* WORK ITEM:
Please copy out the listing below in full and exactly.

* PROVIDED INFORMATION:
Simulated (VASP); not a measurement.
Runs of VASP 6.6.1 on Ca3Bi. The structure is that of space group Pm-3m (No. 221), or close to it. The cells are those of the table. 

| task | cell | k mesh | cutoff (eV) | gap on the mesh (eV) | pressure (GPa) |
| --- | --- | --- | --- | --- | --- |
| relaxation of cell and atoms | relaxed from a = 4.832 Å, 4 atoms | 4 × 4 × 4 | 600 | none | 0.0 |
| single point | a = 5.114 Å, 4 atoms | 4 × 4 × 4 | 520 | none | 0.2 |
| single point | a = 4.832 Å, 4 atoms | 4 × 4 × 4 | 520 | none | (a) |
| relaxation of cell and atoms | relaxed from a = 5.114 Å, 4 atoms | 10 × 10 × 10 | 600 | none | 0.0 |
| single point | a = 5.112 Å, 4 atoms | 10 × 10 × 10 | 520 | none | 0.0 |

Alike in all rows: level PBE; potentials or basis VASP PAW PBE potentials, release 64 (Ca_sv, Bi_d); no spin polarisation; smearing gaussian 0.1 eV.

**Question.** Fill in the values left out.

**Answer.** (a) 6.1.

* RESPONSE BOX:
Simulated (VASP); not a measurement.
Runs of VASP 6.6.1 on Ca3Bi. The structure is that of space group Pm-3m (No. 221), or close to it. The cells are those of the table. 

| task | cell | k mesh | cutoff (eV) | gap on the mesh (eV) | pressure (GPa) |
| --- | --- | --- | --- | --- | --- |
| relaxation of cell and atoms | relaxed from a = 4.832 Å, 4 atoms | 4 × 4 × 4 | 600 | none | 0.0 |
| single point | a = 5.114 Å, 4 atoms | 4 × 4 × 4 | 520 | none | 0.2 |
| single point | a = 4.832 Å, 4 atoms | 4 × 4 × 4 | 520 | none | (a) |
| relaxation of cell and atoms | relaxed from a = 5.114 Å, 4 atoms | 10 × 10 × 10 | 600 | none | 0.0 |
| single point | a = 5.112 Å, 4 atoms | 10 × 10 × 10 | 520 | none | 0.0 |

Alike in all rows: level PBE; potentials or basis VASP PAW PBE potentials, release 64 (Ca_sv, Bi_d); no spin polarisation; smearing gaussian 0.1 eV.

**Question.** Fill in the values left out.

**Answer.** (a) 6.1.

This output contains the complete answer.